### EXERCISE DATA
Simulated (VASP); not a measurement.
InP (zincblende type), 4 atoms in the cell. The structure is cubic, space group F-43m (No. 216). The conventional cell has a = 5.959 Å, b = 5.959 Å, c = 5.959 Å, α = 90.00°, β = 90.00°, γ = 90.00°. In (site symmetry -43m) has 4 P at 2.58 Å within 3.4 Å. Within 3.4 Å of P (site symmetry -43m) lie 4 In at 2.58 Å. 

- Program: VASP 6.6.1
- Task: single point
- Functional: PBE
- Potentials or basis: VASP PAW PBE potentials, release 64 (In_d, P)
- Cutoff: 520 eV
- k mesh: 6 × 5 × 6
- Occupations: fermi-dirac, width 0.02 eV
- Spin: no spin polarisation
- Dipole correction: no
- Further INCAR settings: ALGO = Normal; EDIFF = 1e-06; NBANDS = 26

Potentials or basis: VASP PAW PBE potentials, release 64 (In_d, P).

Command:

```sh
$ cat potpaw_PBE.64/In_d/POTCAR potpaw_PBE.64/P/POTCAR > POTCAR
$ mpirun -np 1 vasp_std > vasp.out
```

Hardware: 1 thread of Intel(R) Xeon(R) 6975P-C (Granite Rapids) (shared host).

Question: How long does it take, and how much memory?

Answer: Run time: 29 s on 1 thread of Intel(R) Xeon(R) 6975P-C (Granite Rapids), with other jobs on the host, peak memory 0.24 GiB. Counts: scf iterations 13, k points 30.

### ASSIGNED TASK
Return, please, the lines of the data from the first through the line containing "Question: How long", both kept, exactly as they stand and nothing more.

### RESPONSE BOX
Simulated (VASP); not a measurement.
InP (zincblende type), 4 atoms in the cell. The structure is cubic, space group F-43m (No. 216). The conventional cell has a = 5.959 Å, b = 5.959 Å, c = 5.959 Å, α = 90.00°, β = 90.00°, γ = 90.00°. In (site symmetry -43m) has 4 P at 2.58 Å within 3.4 Å. Within 3.4 Å of P (site symmetry -43m) lie 4 In at 2.58 Å. 

- Program: VASP 6.6.1
- Task: single point
- Functional: PBE
- Potentials or basis: VASP PAW PBE potentials, release 64 (In_d, P)
- Cutoff: 520 eV
- k mesh: 6 × 5 × 6
- Occupations: fermi-dirac, width 0.02 eV
- Spin: no spin polarisation
- Dipole correction: no
- Further INCAR settings: ALGO = Normal; EDIFF = 1e-06; NBANDS = 26

Potentials or basis: VASP PAW PBE potentials, release 64 (In_d, P).

Command:

```sh
$ cat potpaw_PBE.64/In_d/POTCAR potpaw_PBE.64/P/POTCAR > POTCAR
$ mpirun -np 1 vasp_std > vasp.out
```

Hardware: 1 thread of Intel(R) Xeon(R) 6975P-C (Granite Rapids) (shared host).

Question: How long does it take, and how much memory?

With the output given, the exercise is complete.